→ **Assignment**: Below are some records. Reproduce them exactly from their first line through the line with "Write a Python", inclusive.

→ **Record set**:
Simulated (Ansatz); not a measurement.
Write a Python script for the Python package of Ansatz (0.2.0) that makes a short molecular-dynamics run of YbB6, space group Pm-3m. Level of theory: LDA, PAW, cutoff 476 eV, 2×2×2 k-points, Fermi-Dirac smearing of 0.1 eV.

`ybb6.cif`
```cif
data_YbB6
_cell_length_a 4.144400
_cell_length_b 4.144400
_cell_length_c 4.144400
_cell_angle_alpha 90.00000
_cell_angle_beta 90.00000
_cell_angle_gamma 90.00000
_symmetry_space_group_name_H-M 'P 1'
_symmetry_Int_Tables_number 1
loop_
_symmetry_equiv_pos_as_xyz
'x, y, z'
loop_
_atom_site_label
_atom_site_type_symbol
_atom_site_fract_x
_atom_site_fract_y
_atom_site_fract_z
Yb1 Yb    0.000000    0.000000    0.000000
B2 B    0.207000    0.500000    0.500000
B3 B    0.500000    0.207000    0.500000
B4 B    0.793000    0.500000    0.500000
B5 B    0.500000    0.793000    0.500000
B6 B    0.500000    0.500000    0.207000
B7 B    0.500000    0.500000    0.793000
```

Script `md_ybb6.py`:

→ **Written response**:
Simulated (Ansatz); not a measurement.
Write a Python script for the Python package of Ansatz (0.2.0) that makes a short molecular-dynamics run of YbB6, space group Pm-3m. Level of theory: LDA, PAW, cutoff 476 eV, 2×2×2 k-points, Fermi-Dirac smearing of 0.1 eV.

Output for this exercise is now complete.